(Beginning of Entries supplied)
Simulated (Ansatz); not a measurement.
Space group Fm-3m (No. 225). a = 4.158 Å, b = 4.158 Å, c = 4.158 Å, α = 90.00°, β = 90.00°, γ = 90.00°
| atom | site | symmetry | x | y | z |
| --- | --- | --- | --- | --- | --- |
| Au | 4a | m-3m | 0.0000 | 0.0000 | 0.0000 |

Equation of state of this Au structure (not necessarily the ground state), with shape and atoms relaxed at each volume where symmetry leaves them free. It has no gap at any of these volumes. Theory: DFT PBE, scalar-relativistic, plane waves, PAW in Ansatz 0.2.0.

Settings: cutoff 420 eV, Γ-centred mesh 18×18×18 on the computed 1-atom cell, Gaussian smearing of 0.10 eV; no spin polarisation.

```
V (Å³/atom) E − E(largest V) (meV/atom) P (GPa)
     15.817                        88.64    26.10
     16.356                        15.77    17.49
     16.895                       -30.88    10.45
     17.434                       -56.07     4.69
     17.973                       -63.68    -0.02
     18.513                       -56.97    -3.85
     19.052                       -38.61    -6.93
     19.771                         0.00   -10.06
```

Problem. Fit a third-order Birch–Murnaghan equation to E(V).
(End of Entries supplied)

Your answer must be every record above, retyped exactly.

## Exercise solution
Simulated (Ansatz); not a measurement.
Space group Fm-3m (No. 225). a = 4.158 Å, b = 4.158 Å, c = 4.158 Å, α = 90.00°, β = 90.00°, γ = 90.00°
| atom | site | symmetry | x | y | z |
| --- | --- | --- | --- | --- | --- |
| Au | 4a | m-3m | 0.0000 | 0.0000 | 0.0000 |

Equation of state of this Au structure (not necessarily the ground state), with shape and atoms relaxed at each volume where symmetry leaves them free. It has no gap at any of these volumes. Theory: DFT PBE, scalar-relativistic, plane waves, PAW in Ansatz 0.2.0.

Settings: cutoff 420 eV, Γ-centred mesh 18×18×18 on the computed 1-atom cell, Gaussian smearing of 0.10 eV; no spin polarisation.

```
V (Å³/atom) E − E(largest V) (meV/atom) P (GPa)
     15.817                        88.64    26.10
     16.356                        15.77    17.49
     16.895                       -30.88    10.45
     17.434                       -56.07     4.69
     17.973                       -63.68    -0.02
     18.513                       -56.97    -3.85
     19.052                       -38.61    -6.93
     19.771                         0.00   -10.06
```

Problem. Fit a third-order Birch–Murnaghan equation to E(V).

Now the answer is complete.